Exercise:
The entries below contain a stretch that opens with the line containing "Level of theory: PBE" and closes with the line containing "Model: 52-atom slab, 7.7"; set down that stretch exactly, both ends included, and nothing else.

Information:
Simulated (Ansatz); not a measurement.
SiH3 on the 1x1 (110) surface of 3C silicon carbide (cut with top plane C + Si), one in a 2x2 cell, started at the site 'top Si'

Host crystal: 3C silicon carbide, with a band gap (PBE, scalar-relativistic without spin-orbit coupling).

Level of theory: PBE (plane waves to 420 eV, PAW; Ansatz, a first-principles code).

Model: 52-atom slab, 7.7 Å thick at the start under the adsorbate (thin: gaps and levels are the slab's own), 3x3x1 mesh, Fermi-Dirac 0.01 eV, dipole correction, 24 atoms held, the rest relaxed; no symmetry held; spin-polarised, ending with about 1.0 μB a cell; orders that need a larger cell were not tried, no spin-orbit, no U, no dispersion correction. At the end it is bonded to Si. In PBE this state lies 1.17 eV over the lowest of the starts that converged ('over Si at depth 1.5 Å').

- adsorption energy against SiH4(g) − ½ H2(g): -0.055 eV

Exercise result:
Level of theory: PBE (plane waves to 420 eV, PAW; Ansatz, a first-principles code).

Model: 52-atom slab, 7.7 Å thick at the start under the adsorbate (thin: gaps and levels are the slab's own), 3x3x1 mesh, Fermi-Dirac 0.01 eV, dipole correction, 24 atoms held, the rest relaxed; no symmetry held; spin-polarised, ending with about 1.0 μB a cell; orders that need a larger cell were not tried, no spin-orbit, no U, no dispersion correction. At the end it is bonded to Si. In PBE this state lies 1.17 eV over the lowest of the starts that converged ('over Si at depth 1.5 Å').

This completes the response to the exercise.